◆ ASSIGNMENT ◆
Please repeat the listing in its entirety, without any alteration.

◆ INFORMATION SUPPLIED ◆
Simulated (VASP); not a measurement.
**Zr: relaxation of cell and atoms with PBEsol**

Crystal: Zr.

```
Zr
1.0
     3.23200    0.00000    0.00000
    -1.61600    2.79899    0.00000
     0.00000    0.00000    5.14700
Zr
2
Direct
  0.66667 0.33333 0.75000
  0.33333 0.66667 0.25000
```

◆ ANSWER AREA ◆
Simulated (VASP); not a measurement.
**Zr: relaxation of cell and atoms with PBEsol**

Crystal: Zr.

```
Zr
1.0
     3.23200    0.00000    0.00000
    -1.61600    2.79899    0.00000
     0.00000    0.00000    5.14700
Zr
2
Direct
  0.66667 0.33333 0.75000
  0.33333 0.66667 0.25000
```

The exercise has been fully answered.